::::::::::

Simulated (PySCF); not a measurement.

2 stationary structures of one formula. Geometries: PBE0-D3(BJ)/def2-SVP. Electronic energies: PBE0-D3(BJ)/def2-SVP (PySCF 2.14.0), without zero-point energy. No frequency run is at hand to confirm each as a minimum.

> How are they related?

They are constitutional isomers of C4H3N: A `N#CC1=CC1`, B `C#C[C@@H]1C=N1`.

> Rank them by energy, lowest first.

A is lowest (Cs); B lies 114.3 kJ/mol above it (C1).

::::::::::

▶ [Activity]
Repeat only what lies between the first line of the data and the line containing "energy, lowest first.", both of those lines included, exactly as it stands.

▶ [Exercise response]
Simulated (PySCF); not a measurement.

2 stationary structures of one formula. Geometries: PBE0-D3(BJ)/def2-SVP. Electronic energies: PBE0-D3(BJ)/def2-SVP (PySCF 2.14.0), without zero-point energy. No frequency run is at hand to confirm each as a minimum.

> How are they related?

They are constitutional isomers of C4H3N: A `N#CC1=CC1`, B `C#C[C@@H]1C=N1`.

> Rank them by energy, lowest first.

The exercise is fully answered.